- EXERCISE: Print, from the listing below, the lines starting at the line containing "Solution. (a) 27.21." and ending at the line containing "A k mesh can", exactly as they stand, and print nothing else.

- STUDY MATERIAL:
>>>>>
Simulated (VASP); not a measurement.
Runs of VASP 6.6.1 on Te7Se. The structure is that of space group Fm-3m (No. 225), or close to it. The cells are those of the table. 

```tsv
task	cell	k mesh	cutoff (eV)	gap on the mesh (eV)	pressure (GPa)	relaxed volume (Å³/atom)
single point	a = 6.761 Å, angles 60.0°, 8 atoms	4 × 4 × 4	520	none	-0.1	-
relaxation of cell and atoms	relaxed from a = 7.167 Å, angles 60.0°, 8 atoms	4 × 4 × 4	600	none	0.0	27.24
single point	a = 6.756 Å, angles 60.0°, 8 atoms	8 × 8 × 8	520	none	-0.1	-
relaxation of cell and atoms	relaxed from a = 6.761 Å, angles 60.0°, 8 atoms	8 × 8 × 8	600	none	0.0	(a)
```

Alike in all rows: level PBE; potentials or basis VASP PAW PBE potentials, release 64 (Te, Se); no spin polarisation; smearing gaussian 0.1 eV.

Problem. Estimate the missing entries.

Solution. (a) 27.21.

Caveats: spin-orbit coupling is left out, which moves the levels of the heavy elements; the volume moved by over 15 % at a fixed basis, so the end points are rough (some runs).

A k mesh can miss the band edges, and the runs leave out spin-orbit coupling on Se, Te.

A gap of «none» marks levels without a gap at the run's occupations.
<<<<<

- ANSWER SECTION:
Solution. (a) 27.21.

Caveats: spin-orbit coupling is left out, which moves the levels of the heavy elements; the volume moved by over 15 % at a fixed basis, so the end points are rough (some runs).

A k mesh can miss the band edges, and the runs leave out spin-orbit coupling on Se, Te.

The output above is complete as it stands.